Records provided START

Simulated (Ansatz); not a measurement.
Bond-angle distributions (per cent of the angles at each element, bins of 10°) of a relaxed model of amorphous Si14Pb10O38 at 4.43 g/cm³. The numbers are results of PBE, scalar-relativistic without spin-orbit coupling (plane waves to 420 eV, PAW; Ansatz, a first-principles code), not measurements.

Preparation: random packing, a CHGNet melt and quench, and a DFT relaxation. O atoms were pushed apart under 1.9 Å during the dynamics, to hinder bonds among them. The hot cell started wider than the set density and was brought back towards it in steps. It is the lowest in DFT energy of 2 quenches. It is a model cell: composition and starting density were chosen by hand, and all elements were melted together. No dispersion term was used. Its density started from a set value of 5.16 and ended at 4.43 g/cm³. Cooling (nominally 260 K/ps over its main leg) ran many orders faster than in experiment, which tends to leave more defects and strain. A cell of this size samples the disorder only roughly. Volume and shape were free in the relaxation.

Records provided END

Exercise: Give back the complete material, keeping every word exactly as written.

Answer area:
Simulated (Ansatz); not a measurement.
Bond-angle distributions (per cent of the angles at each element, bins of 10°) of a relaxed model of amorphous Si14Pb10O38 at 4.43 g/cm³. The numbers are results of PBE, scalar-relativistic without spin-orbit coupling (plane waves to 420 eV, PAW; Ansatz, a first-principles code), not measurements.

Preparation: random packing, a CHGNet melt and quench, and a DFT relaxation. O atoms were pushed apart under 1.9 Å during the dynamics, to hinder bonds among them. The hot cell started wider than the set density and was brought back towards it in steps. It is the lowest in DFT energy of 2 quenches. It is a model cell: composition and starting density were chosen by hand, and all elements were melted together. No dispersion term was used. Its density started from a set value of 5.16 and ended at 4.43 g/cm³. Cooling (nominally 260 K/ps over its main leg) ran many orders faster than in experiment, which tends to leave more defects and strain. A cell of this size samples the disorder only roughly. Volume and shape were free in the relaxation.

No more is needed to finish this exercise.